- [Information provided]:
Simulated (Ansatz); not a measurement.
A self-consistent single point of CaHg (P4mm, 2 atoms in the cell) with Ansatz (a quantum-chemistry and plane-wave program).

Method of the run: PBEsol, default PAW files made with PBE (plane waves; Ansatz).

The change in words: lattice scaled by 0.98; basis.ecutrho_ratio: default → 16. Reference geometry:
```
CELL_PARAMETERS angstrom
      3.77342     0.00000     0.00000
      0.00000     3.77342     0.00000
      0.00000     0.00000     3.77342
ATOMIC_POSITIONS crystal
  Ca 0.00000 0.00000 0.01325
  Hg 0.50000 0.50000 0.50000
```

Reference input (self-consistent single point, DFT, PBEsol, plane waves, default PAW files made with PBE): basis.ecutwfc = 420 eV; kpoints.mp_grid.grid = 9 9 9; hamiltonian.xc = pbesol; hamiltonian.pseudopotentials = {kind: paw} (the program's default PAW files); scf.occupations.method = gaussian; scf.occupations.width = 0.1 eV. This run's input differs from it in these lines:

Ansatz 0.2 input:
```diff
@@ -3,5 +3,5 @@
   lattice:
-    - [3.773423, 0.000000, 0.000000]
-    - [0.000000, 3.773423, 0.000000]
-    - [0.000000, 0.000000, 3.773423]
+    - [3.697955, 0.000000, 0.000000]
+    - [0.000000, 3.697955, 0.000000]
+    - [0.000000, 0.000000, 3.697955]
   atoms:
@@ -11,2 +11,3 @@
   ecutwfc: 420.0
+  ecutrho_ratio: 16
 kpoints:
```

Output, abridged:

- [Required action]:
Your task is to quote the lines above, beginning with the first and ending with the one that holds "Method of the".

- [Exercise solution]:
Simulated (Ansatz); not a measurement.
A self-consistent single point of CaHg (P4mm, 2 atoms in the cell) with Ansatz (a quantum-chemistry and plane-wave program).

Method of the run: PBEsol, default PAW files made with PBE (plane waves; Ansatz).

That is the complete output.